--- START ---

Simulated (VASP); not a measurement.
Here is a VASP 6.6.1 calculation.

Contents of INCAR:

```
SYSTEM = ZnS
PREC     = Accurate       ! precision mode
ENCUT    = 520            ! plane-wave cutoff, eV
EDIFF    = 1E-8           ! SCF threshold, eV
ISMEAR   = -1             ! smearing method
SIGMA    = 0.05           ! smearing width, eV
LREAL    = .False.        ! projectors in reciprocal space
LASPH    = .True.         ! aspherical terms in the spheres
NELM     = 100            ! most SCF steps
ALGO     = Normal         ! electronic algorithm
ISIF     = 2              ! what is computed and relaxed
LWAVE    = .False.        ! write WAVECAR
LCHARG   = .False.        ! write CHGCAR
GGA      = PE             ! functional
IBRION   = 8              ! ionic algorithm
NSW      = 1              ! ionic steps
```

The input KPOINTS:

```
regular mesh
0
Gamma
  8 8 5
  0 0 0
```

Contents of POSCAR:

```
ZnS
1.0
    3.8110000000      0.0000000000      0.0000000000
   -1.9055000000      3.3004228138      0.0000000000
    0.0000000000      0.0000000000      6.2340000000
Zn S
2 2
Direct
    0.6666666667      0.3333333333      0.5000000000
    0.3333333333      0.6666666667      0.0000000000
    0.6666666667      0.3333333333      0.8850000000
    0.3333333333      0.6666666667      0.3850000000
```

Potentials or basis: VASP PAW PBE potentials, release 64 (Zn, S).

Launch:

--- END ---

### Brief
In this exercise, repeat all entries exactly.

### Written answer
Simulated (VASP); not a measurement.
Here is a VASP 6.6.1 calculation.

Contents of INCAR:

```
SYSTEM = ZnS
PREC     = Accurate       ! precision mode
ENCUT    = 520            ! plane-wave cutoff, eV
EDIFF    = 1E-8           ! SCF threshold, eV
ISMEAR   = -1             ! smearing method
SIGMA    = 0.05           ! smearing width, eV
LREAL    = .False.        ! projectors in reciprocal space
LASPH    = .True.         ! aspherical terms in the spheres
NELM     = 100            ! most SCF steps
ALGO     = Normal         ! electronic algorithm
ISIF     = 2              ! what is computed and relaxed
LWAVE    = .False.        ! write WAVECAR
LCHARG   = .False.        ! write CHGCAR
GGA      = PE             ! functional
IBRION   = 8              ! ionic algorithm
NSW      = 1              ! ionic steps
```

The input KPOINTS:

```
regular mesh
0
Gamma
  8 8 5
  0 0 0
```

Contents of POSCAR:

```
ZnS
1.0
    3.8110000000      0.0000000000      0.0000000000
   -1.9055000000      3.3004228138      0.0000000000
    0.0000000000      0.0000000000      6.2340000000
Zn S
2 2
Direct
    0.6666666667      0.3333333333      0.5000000000
    0.3333333333      0.6666666667      0.0000000000
    0.6666666667      0.3333333333      0.8850000000
    0.3333333333      0.6666666667      0.3850000000
```

Potentials or basis: VASP PAW PBE potentials, release 64 (Zn, S).

Launch:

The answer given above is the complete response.